• _REQUIREMENT_:
Through the line that contains "What the run", return the data below exactly, starting at its first line; leave the rest out.

DATA below:

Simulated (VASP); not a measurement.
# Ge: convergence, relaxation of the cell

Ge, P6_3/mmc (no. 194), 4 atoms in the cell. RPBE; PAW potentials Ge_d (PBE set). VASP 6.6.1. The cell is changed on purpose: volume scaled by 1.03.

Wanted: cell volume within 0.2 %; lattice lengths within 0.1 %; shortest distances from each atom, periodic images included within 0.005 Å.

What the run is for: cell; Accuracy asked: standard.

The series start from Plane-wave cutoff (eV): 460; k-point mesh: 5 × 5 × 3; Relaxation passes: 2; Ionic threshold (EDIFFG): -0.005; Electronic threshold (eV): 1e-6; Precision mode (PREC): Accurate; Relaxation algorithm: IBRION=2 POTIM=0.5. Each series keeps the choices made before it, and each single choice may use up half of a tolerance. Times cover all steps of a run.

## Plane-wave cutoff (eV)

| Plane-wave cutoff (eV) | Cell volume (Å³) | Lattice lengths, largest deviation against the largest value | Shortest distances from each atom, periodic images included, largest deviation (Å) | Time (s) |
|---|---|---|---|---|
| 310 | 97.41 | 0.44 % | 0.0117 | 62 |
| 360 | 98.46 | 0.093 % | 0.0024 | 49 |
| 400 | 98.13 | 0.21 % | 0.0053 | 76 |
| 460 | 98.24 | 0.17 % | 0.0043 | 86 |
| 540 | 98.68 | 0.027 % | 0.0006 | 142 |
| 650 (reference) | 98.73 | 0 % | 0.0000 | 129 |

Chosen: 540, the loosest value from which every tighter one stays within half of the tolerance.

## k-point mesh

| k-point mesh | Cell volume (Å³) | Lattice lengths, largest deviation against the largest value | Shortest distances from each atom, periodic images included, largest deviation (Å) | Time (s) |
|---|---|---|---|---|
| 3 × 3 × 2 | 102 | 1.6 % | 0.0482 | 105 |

End of DATA.

• _EXERCISE RESULT_:
Simulated (VASP); not a measurement.
# Ge: convergence, relaxation of the cell

Ge, P6_3/mmc (no. 194), 4 atoms in the cell. RPBE; PAW potentials Ge_d (PBE set). VASP 6.6.1. The cell is changed on purpose: volume scaled by 1.03.

Wanted: cell volume within 0.2 %; lattice lengths within 0.1 %; shortest distances from each atom, periodic images included within 0.005 Å.

What the run is for: cell; Accuracy asked: standard.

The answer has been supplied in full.